Extracted information START

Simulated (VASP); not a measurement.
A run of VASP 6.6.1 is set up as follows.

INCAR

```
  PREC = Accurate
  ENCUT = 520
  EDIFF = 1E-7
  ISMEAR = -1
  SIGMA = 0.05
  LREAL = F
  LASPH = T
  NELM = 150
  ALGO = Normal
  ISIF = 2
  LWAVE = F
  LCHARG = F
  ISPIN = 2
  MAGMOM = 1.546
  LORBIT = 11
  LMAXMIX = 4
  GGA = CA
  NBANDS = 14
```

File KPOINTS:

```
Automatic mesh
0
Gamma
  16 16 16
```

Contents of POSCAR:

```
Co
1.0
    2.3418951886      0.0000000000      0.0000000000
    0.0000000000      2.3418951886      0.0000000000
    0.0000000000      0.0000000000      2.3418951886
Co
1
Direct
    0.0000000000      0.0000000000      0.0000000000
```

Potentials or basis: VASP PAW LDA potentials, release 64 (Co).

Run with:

Extracted information END

▶ _Requirement_: Write the listing out again, exactly as shown above.

▶ _Response area_:
Simulated (VASP); not a measurement.
A run of VASP 6.6.1 is set up as follows.

INCAR

```
  PREC = Accurate
  ENCUT = 520
  EDIFF = 1E-7
  ISMEAR = -1
  SIGMA = 0.05
  LREAL = F
  LASPH = T
  NELM = 150
  ALGO = Normal
  ISIF = 2
  LWAVE = F
  LCHARG = F
  ISPIN = 2
  MAGMOM = 1.546
  LORBIT = 11
  LMAXMIX = 4
  GGA = CA
  NBANDS = 14
```

File KPOINTS:

```
Automatic mesh
0
Gamma
  16 16 16
```

Contents of POSCAR:

```
Co
1.0
    2.3418951886      0.0000000000      0.0000000000
    0.0000000000      2.3418951886      0.0000000000
    0.0000000000      0.0000000000      2.3418951886
Co
1
Direct
    0.0000000000      0.0000000000      0.0000000000
```

Potentials or basis: VASP PAW LDA potentials, release 64 (Co).

Run with:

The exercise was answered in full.